*** RECORD EXCERPTS Section Begins ***

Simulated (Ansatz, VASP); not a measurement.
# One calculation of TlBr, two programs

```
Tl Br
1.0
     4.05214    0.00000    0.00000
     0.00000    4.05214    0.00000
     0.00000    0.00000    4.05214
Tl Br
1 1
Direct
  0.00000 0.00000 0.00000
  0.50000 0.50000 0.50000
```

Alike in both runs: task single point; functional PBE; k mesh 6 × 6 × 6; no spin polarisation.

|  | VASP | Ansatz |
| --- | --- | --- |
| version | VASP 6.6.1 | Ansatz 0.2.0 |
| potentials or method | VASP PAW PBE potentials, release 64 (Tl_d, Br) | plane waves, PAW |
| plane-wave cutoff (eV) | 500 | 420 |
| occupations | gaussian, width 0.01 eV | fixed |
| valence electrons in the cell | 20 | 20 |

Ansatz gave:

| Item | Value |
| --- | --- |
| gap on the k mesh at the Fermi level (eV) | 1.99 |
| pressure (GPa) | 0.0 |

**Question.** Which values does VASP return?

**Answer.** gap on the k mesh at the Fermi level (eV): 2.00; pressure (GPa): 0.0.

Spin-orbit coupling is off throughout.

*** RECORD EXCERPTS Section Ends ***

ASSIGNMENT: In your reply, restate exactly the lines from the start of the records above through the line holding "does VASP return?", including both, and nothing else.

EXERCISE SOLUTION:
Simulated (Ansatz, VASP); not a measurement.
# One calculation of TlBr, two programs

```
Tl Br
1.0
     4.05214    0.00000    0.00000
     0.00000    4.05214    0.00000
     0.00000    0.00000    4.05214
Tl Br
1 1
Direct
  0.00000 0.00000 0.00000
  0.50000 0.50000 0.50000
```

Alike in both runs: task single point; functional PBE; k mesh 6 × 6 × 6; no spin polarisation.

|  | VASP | Ansatz |
| --- | --- | --- |
| version | VASP 6.6.1 | Ansatz 0.2.0 |
| potentials or method | VASP PAW PBE potentials, release 64 (Tl_d, Br) | plane waves, PAW |
| plane-wave cutoff (eV) | 500 | 420 |
| occupations | gaussian, width 0.01 eV | fixed |
| valence electrons in the cell | 20 | 20 |

Ansatz gave:

| Item | Value |
| --- | --- |
| gap on the k mesh at the Fermi level (eV) | 1.99 |
| pressure (GPa) | 0.0 |

**Question.** Which values does VASP return?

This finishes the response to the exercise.